Extracted material ::
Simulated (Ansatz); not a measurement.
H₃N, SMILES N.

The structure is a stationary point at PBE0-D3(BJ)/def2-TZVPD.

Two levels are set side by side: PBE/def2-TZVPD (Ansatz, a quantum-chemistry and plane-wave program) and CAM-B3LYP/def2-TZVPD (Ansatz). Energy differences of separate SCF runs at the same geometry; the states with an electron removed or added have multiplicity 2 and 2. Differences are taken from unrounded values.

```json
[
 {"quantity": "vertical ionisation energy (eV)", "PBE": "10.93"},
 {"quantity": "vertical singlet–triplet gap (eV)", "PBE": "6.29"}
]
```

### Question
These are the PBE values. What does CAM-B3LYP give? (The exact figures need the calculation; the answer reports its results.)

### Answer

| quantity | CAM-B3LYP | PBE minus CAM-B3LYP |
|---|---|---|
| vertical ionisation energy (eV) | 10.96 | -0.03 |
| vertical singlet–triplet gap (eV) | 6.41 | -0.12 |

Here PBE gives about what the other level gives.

Assignment ::
Everything from the first line of the listing above through the line holding "The structure is" must be retyped exactly; nothing else belongs in the reply.

Response ::
Simulated (Ansatz); not a measurement.
H₃N, SMILES N.

The structure is a stationary point at PBE0-D3(BJ)/def2-TZVPD.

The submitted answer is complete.